Assignment: Within the material below, locate the line with "Panel (a) is" and the line with "How does the", then return those two lines and all lines between them, exactly as written.

Recorded data:
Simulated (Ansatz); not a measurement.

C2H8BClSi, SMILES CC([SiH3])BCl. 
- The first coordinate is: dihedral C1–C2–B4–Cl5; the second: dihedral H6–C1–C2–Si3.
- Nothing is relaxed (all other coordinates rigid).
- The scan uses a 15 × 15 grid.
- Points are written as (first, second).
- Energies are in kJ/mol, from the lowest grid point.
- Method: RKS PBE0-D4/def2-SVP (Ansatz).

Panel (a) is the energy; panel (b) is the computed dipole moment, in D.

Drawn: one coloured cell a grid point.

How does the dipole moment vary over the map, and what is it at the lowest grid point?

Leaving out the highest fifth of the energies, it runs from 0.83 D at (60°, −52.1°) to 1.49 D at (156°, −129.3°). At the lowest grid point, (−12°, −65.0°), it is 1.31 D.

Answer area:
Panel (a) is the energy; panel (b) is the computed dipole moment, in D.

Drawn: one coloured cell a grid point.

How does the dipole moment vary over the map, and what is it at the lowest grid point?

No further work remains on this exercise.